→ REQUIREMENT: Reproduce each line from the first in the data through the line that contains "Between 300 and" exactly; give nothing else.

→ DATASET CONTENT:
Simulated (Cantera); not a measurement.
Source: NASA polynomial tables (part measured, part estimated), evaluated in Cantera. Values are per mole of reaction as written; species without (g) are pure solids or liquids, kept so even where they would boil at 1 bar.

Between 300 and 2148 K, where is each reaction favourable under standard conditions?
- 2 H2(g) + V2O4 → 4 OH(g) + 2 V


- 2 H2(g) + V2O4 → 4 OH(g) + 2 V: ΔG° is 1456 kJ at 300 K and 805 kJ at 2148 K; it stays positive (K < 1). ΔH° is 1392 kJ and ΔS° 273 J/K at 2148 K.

→ ANSWER SPACE:
Simulated (Cantera); not a measurement.
Source: NASA polynomial tables (part measured, part estimated), evaluated in Cantera. Values are per mole of reaction as written; species without (g) are pure solids or liquids, kept so even where they would boil at 1 bar.

Between 300 and 2148 K, where is each reaction favourable under standard conditions?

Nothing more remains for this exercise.